:: Assigned task ::
With the line that contains "width 0.05 eV |" as the final line, return every line from the start of the data below exactly.

:: Raw data ::
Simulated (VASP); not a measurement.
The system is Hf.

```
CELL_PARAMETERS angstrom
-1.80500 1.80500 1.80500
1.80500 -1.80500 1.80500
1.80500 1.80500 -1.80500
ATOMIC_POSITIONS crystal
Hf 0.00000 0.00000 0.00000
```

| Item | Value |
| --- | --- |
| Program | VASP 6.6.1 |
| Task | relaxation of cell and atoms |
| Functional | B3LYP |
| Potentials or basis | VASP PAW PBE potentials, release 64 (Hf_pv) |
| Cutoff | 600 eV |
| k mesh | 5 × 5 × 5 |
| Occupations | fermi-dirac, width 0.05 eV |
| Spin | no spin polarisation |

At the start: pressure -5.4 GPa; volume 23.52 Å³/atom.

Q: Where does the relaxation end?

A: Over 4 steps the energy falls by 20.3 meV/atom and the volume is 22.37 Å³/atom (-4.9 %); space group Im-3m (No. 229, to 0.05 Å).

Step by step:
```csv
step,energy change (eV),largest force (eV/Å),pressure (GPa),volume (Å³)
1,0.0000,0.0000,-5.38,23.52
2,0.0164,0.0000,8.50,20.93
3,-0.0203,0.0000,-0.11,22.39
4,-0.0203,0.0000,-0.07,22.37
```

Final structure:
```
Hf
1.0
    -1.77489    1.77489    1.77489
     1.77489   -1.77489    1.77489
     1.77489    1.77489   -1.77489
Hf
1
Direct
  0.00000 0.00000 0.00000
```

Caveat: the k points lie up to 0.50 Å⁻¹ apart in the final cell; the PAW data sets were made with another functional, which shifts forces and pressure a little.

:: Response area ::
Simulated (VASP); not a measurement.
The system is Hf.

```
CELL_PARAMETERS angstrom
-1.80500 1.80500 1.80500
1.80500 -1.80500 1.80500
1.80500 1.80500 -1.80500
ATOMIC_POSITIONS crystal
Hf 0.00000 0.00000 0.00000
```

| Item | Value |
| --- | --- |
| Program | VASP 6.6.1 |
| Task | relaxation of cell and atoms |
| Functional | B3LYP |
| Potentials or basis | VASP PAW PBE potentials, release 64 (Hf_pv) |
| Cutoff | 600 eV |
| k mesh | 5 × 5 × 5 |
| Occupations | fermi-dirac, width 0.05 eV |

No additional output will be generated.